====== Supplied records ======

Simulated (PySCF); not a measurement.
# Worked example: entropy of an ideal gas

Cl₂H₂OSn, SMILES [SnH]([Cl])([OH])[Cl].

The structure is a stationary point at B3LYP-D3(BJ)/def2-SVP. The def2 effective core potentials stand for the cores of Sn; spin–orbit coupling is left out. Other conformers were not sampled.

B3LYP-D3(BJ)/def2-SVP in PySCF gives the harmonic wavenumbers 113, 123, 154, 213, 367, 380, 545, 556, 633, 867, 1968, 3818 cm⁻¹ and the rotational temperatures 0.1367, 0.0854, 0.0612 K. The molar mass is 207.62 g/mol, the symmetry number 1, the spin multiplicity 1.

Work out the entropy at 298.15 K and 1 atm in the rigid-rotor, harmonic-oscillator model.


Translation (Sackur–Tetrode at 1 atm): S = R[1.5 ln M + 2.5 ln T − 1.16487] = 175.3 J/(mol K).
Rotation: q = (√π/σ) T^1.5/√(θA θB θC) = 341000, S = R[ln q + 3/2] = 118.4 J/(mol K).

======

§ **Work request**: Returned text must match every record word for word.

§ **Expected answer**:
Simulated (PySCF); not a measurement.
# Worked example: entropy of an ideal gas

Cl₂H₂OSn, SMILES [SnH]([Cl])([OH])[Cl].

The structure is a stationary point at B3LYP-D3(BJ)/def2-SVP. The def2 effective core potentials stand for the cores of Sn; spin–orbit coupling is left out. Other conformers were not sampled.

B3LYP-D3(BJ)/def2-SVP in PySCF gives the harmonic wavenumbers 113, 123, 154, 213, 367, 380, 545, 556, 633, 867, 1968, 3818 cm⁻¹ and the rotational temperatures 0.1367, 0.0854, 0.0612 K. The molar mass is 207.62 g/mol, the symmetry number 1, the spin multiplicity 1.

Work out the entropy at 298.15 K and 1 atm in the rigid-rotor, harmonic-oscillator model.


Translation (Sackur–Tetrode at 1 atm): S = R[1.5 ln M + 2.5 ln T − 1.16487] = 175.3 J/(mol K).
Rotation: q = (√π/σ) T^1.5/√(θA θB θC) = 341000, S = R[ln q + 3/2] = 118.4 J/(mol K).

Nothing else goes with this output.